#####

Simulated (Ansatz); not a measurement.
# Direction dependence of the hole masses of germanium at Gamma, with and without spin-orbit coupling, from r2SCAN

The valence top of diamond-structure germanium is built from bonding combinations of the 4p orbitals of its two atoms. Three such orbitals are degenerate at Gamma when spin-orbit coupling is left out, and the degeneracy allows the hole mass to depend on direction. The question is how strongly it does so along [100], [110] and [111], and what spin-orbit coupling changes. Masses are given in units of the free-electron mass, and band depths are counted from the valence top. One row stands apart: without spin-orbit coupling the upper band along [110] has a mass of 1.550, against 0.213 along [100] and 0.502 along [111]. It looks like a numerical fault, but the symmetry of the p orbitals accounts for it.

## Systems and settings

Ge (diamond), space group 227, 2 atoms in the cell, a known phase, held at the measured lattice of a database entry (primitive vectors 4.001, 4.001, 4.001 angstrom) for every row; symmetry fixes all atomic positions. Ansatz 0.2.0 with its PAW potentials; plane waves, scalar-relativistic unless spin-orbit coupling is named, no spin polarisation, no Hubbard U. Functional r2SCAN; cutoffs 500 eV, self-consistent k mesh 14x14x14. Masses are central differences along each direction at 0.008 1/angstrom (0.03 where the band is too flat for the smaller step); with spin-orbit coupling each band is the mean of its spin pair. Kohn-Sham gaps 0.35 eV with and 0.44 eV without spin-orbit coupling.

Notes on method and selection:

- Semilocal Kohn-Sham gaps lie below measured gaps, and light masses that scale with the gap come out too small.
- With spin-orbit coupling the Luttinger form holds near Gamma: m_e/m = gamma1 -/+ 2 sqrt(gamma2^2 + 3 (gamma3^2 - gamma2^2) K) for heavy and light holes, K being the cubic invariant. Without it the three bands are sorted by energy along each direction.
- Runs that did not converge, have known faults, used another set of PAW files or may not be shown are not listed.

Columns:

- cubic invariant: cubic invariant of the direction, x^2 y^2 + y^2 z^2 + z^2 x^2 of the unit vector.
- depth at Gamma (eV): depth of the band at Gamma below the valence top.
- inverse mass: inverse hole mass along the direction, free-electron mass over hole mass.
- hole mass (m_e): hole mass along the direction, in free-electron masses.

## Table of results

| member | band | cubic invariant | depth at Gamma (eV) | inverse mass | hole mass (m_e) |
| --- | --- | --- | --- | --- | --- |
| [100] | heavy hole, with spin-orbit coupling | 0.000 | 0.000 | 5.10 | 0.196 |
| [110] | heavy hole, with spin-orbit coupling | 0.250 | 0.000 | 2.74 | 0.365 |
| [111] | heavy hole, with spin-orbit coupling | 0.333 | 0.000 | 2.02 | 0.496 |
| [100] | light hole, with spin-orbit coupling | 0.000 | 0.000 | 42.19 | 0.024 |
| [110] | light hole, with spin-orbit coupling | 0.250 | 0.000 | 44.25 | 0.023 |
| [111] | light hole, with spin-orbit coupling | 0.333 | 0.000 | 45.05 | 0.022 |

#####

## [Action item]
Please give back, exactly as it stands above, the stretch from the line with "Notes on method" through the line with "mass (m_e) |", and no line outside it.

## [Expected answer]
Notes on method and selection:

- Semilocal Kohn-Sham gaps lie below measured gaps, and light masses that scale with the gap come out too small.
- With spin-orbit coupling the Luttinger form holds near Gamma: m_e/m = gamma1 -/+ 2 sqrt(gamma2^2 + 3 (gamma3^2 - gamma2^2) K) for heavy and light holes, K being the cubic invariant. Without it the three bands are sorted by energy along each direction.
- Runs that did not converge, have known faults, used another set of PAW files or may not be shown are not listed.

Columns:

- cubic invariant: cubic invariant of the direction, x^2 y^2 + y^2 z^2 + z^2 x^2 of the unit vector.
- depth at Gamma (eV): depth of the band at Gamma below the valence top.
- inverse mass: inverse hole mass along the direction, free-electron mass over hole mass.
- hole mass (m_e): hole mass along the direction, in free-electron masses.

## Table of results

| member | band | cubic invariant | depth at Gamma (eV) | inverse mass | hole mass (m_e) |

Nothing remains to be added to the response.